→ **ASSIGNED TASK**
Copy precisely the first line of the material below and every later line, stopping with the line that contains "Potentials or basis: VASP".

→ **DATA TO EXAMINE**
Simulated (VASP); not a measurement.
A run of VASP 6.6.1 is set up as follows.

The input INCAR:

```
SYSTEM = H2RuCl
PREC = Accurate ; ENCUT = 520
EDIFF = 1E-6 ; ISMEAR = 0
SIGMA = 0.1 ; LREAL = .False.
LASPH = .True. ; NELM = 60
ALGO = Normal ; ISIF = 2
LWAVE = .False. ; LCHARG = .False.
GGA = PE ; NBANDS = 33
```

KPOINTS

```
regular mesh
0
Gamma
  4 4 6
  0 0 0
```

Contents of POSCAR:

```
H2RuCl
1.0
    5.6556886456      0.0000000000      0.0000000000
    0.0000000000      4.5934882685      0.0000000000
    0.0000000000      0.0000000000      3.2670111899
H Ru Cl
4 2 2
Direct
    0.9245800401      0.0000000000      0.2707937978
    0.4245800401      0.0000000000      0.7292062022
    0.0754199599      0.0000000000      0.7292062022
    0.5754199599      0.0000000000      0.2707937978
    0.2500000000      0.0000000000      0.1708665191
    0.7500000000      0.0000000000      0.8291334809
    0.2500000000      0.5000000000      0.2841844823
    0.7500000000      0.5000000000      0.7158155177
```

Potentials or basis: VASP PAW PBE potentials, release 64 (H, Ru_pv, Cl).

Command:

→ **TASK RESPONSE**
Simulated (VASP); not a measurement.
A run of VASP 6.6.1 is set up as follows.

The input INCAR:

```
SYSTEM = H2RuCl
PREC = Accurate ; ENCUT = 520
EDIFF = 1E-6 ; ISMEAR = 0
SIGMA = 0.1 ; LREAL = .False.
LASPH = .True. ; NELM = 60
ALGO = Normal ; ISIF = 2
LWAVE = .False. ; LCHARG = .False.
GGA = PE ; NBANDS = 33
```

KPOINTS

```
regular mesh
0
Gamma
  4 4 6
  0 0 0
```

Contents of POSCAR:

```
H2RuCl
1.0
    5.6556886456      0.0000000000      0.0000000000
    0.0000000000      4.5934882685      0.0000000000
    0.0000000000      0.0000000000      3.2670111899
H Ru Cl
4 2 2
Direct
    0.9245800401      0.0000000000      0.2707937978
    0.4245800401      0.0000000000      0.7292062022
    0.0754199599      0.0000000000      0.7292062022
    0.5754199599      0.0000000000      0.2707937978
    0.2500000000      0.0000000000      0.1708665191
    0.7500000000      0.0000000000      0.8291334809
    0.2500000000      0.5000000000      0.2841844823
    0.7500000000      0.5000000000      0.7158155177
```

Potentials or basis: VASP PAW PBE potentials, release 64 (H, Ru_pv, Cl).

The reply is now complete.